══════

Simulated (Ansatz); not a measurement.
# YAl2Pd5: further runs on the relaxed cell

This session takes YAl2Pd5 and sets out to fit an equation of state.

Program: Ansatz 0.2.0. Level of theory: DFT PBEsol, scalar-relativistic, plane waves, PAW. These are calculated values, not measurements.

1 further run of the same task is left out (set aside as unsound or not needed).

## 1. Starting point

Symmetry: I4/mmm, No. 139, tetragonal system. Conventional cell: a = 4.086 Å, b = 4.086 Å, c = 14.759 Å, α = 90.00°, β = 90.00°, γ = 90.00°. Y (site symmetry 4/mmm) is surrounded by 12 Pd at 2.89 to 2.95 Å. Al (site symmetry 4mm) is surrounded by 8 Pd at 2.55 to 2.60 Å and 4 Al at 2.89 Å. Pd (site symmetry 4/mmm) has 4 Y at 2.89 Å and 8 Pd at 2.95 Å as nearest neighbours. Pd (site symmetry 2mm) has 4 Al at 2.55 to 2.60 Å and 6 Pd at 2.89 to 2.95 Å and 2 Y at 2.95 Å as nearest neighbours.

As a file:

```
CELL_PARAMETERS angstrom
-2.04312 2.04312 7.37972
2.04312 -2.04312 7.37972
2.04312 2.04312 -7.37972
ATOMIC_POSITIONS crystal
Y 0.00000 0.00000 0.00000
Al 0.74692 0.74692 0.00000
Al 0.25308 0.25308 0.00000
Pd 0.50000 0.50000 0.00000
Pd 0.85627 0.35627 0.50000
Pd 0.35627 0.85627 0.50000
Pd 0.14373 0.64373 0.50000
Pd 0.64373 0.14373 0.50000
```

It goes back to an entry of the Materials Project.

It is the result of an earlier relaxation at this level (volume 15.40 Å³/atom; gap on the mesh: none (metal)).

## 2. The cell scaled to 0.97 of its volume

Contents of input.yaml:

══════

Brief
Please give an exact copy of the lines above, beginning with the line containing "Program: Ansatz 0.2.0." and running through the line containing "## 2. The cell scaled to 0.97 of its volume", and of no other lines.

Task answer
Program: Ansatz 0.2.0. Level of theory: DFT PBEsol, scalar-relativistic, plane waves, PAW. These are calculated values, not measurements.

1 further run of the same task is left out (set aside as unsound or not needed).

## 1. Starting point

Symmetry: I4/mmm, No. 139, tetragonal system. Conventional cell: a = 4.086 Å, b = 4.086 Å, c = 14.759 Å, α = 90.00°, β = 90.00°, γ = 90.00°. Y (site symmetry 4/mmm) is surrounded by 12 Pd at 2.89 to 2.95 Å. Al (site symmetry 4mm) is surrounded by 8 Pd at 2.55 to 2.60 Å and 4 Al at 2.89 Å. Pd (site symmetry 4/mmm) has 4 Y at 2.89 Å and 8 Pd at 2.95 Å as nearest neighbours. Pd (site symmetry 2mm) has 4 Al at 2.55 to 2.60 Å and 6 Pd at 2.89 to 2.95 Å and 2 Y at 2.95 Å as nearest neighbours.

As a file:

```
CELL_PARAMETERS angstrom
-2.04312 2.04312 7.37972
2.04312 -2.04312 7.37972
2.04312 2.04312 -7.37972
ATOMIC_POSITIONS crystal
Y 0.00000 0.00000 0.00000
Al 0.74692 0.74692 0.00000
Al 0.25308 0.25308 0.00000
Pd 0.50000 0.50000 0.00000
Pd 0.85627 0.35627 0.50000
Pd 0.35627 0.85627 0.50000
Pd 0.14373 0.64373 0.50000
Pd 0.64373 0.14373 0.50000
```

It goes back to an entry of the Materials Project.

It is the result of an earlier relaxation at this level (volume 15.40 Å³/atom; gap on the mesh: none (metal)).

## 2. The cell scaled to 0.97 of its volume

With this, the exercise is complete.